- _WORK INSTRUCTION_
Each record must be reproduced exactly as it is shown.

──────────────────────────────

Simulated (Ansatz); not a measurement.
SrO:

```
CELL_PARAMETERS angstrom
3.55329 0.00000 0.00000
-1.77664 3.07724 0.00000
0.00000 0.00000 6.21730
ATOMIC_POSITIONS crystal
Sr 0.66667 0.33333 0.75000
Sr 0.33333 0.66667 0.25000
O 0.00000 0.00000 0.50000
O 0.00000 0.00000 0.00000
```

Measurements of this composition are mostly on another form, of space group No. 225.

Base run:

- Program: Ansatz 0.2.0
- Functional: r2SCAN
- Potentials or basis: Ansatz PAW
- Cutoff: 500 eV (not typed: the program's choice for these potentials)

──────────────────────────────

- _REPLY_
Simulated (Ansatz); not a measurement.
SrO:

```
CELL_PARAMETERS angstrom
3.55329 0.00000 0.00000
-1.77664 3.07724 0.00000
0.00000 0.00000 6.21730
ATOMIC_POSITIONS crystal
Sr 0.66667 0.33333 0.75000
Sr 0.33333 0.66667 0.25000
O 0.00000 0.00000 0.50000
O 0.00000 0.00000 0.00000
```

Measurements of this composition are mostly on another form, of space group No. 225.

Base run:

- Program: Ansatz 0.2.0
- Functional: r2SCAN
- Potentials or basis: Ansatz PAW
- Cutoff: 500 eV (not typed: the program's choice for these potentials)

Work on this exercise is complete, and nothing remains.